• ASSIGNED TASK:
Line by line, restate the listing below without any change.

• GIVEN RECORDS:
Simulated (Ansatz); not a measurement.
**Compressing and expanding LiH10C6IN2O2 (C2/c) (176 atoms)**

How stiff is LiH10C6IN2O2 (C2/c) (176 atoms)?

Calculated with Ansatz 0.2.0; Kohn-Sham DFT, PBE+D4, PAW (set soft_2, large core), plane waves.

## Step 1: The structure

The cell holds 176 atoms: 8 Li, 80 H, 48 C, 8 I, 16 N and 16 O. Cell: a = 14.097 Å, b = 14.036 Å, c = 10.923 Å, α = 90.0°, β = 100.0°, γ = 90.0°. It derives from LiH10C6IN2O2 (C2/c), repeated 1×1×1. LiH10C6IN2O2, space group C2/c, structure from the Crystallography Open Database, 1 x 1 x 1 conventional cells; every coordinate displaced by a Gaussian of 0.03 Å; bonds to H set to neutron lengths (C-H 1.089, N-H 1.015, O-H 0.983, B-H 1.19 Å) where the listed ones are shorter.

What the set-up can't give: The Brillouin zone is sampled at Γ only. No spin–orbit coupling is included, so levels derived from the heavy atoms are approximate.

• TASK RESPONSE:
Simulated (Ansatz); not a measurement.
**Compressing and expanding LiH10C6IN2O2 (C2/c) (176 atoms)**

How stiff is LiH10C6IN2O2 (C2/c) (176 atoms)?

Calculated with Ansatz 0.2.0; Kohn-Sham DFT, PBE+D4, PAW (set soft_2, large core), plane waves.

## Step 1: The structure

The cell holds 176 atoms: 8 Li, 80 H, 48 C, 8 I, 16 N and 16 O. Cell: a = 14.097 Å, b = 14.036 Å, c = 10.923 Å, α = 90.0°, β = 100.0°, γ = 90.0°. It derives from LiH10C6IN2O2 (C2/c), repeated 1×1×1. LiH10C6IN2O2, space group C2/c, structure from the Crystallography Open Database, 1 x 1 x 1 conventional cells; every coordinate displaced by a Gaussian of 0.03 Å; bonds to H set to neutron lengths (C-H 1.089, N-H 1.015, O-H 0.983, B-H 1.19 Å) where the listed ones are shorter.

What the set-up can't give: The Brillouin zone is sampled at Γ only. No spin–orbit coupling is included, so levels derived from the heavy atoms are approximate.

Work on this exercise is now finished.